[Record excerpts — start]

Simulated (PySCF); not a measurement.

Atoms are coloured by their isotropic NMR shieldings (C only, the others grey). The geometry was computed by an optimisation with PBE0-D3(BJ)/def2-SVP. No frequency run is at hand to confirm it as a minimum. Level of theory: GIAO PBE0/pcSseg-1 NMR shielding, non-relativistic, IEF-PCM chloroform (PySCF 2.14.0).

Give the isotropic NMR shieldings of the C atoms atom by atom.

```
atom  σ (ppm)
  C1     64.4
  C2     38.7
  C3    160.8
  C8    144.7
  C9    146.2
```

[Record excerpts — finish]

Exercise:
Would you repeat all of the data above, word for word?

Written reply:
Simulated (PySCF); not a measurement.

Atoms are coloured by their isotropic NMR shieldings (C only, the others grey). The geometry was computed by an optimisation with PBE0-D3(BJ)/def2-SVP. No frequency run is at hand to confirm it as a minimum. Level of theory: GIAO PBE0/pcSseg-1 NMR shielding, non-relativistic, IEF-PCM chloroform (PySCF 2.14.0).

Give the isotropic NMR shieldings of the C atoms atom by atom.

```
atom  σ (ppm)
  C1     64.4
  C2     38.7
  C3    160.8
  C8    144.7
  C9    146.2
```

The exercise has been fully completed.